------------------------

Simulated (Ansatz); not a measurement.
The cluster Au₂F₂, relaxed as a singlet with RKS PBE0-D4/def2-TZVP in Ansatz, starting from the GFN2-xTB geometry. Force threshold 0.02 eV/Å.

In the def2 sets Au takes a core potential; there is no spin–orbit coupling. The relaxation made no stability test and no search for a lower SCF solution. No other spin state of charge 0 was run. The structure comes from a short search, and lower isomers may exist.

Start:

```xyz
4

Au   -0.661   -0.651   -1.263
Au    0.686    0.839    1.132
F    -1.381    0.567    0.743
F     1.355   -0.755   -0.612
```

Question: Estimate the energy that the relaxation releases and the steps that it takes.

------------------------

| ACTIVITY |
Exact copies of all entries are what's needed here.

| ANSWER BOX |
Simulated (Ansatz); not a measurement.
The cluster Au₂F₂, relaxed as a singlet with RKS PBE0-D4/def2-TZVP in Ansatz, starting from the GFN2-xTB geometry. Force threshold 0.02 eV/Å.

In the def2 sets Au takes a core potential; there is no spin–orbit coupling. The relaxation made no stability test and no search for a lower SCF solution. No other spin state of charge 0 was run. The structure comes from a short search, and lower isomers may exist.

Start:

```xyz
4

Au   -0.661   -0.651   -1.263
Au    0.686    0.839    1.132
F    -1.381    0.567    0.743
F     1.355   -0.755   -0.612
```

Question: Estimate the energy that the relaxation releases and the steps that it takes.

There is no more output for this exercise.